## REQUIREMENT
Print, exactly as they appear in the listing below, the lines from the line with "motion is it?" to the line with "its harmonic wavenumber.", with both end lines kept.

- Opening Delimiter -

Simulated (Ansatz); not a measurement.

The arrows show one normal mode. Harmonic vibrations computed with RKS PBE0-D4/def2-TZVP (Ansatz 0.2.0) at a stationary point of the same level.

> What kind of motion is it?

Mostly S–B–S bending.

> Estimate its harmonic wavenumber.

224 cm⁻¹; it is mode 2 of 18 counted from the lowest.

- Closing Delimiter -

## RESPONSE AREA
> What kind of motion is it?

Mostly S–B–S bending.

> Estimate its harmonic wavenumber.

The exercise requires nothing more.